Beginning with the opening line, restate the following material exactly, up through the line that contains "These files were".

(DATASET EXCERPTS begins)
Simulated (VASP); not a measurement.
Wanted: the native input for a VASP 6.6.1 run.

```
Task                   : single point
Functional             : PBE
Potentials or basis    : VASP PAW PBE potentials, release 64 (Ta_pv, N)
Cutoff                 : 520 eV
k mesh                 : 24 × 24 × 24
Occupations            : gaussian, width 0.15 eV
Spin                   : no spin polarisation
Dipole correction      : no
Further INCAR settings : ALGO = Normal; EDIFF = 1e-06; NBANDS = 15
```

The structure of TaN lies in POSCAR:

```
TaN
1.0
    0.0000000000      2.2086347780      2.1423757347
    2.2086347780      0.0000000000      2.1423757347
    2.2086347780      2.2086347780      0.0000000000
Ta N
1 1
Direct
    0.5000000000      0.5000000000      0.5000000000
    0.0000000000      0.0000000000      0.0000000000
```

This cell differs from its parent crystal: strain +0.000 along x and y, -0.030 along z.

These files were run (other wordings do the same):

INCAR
(DATASET EXCERPTS ends)

— EXERCISE RESULT —
Simulated (VASP); not a measurement.
Wanted: the native input for a VASP 6.6.1 run.

```
Task                   : single point
Functional             : PBE
Potentials or basis    : VASP PAW PBE potentials, release 64 (Ta_pv, N)
Cutoff                 : 520 eV
k mesh                 : 24 × 24 × 24
Occupations            : gaussian, width 0.15 eV
Spin                   : no spin polarisation
Dipole correction      : no
Further INCAR settings : ALGO = Normal; EDIFF = 1e-06; NBANDS = 15
```

The structure of TaN lies in POSCAR:

```
TaN
1.0
    0.0000000000      2.2086347780      2.1423757347
    2.2086347780      0.0000000000      2.1423757347
    2.2086347780      2.2086347780      0.0000000000
Ta N
1 1
Direct
    0.5000000000      0.5000000000      0.5000000000
    0.0000000000      0.0000000000      0.0000000000
```

This cell differs from its parent crystal: strain +0.000 along x and y, -0.030 along z.

These files were run (other wordings do the same):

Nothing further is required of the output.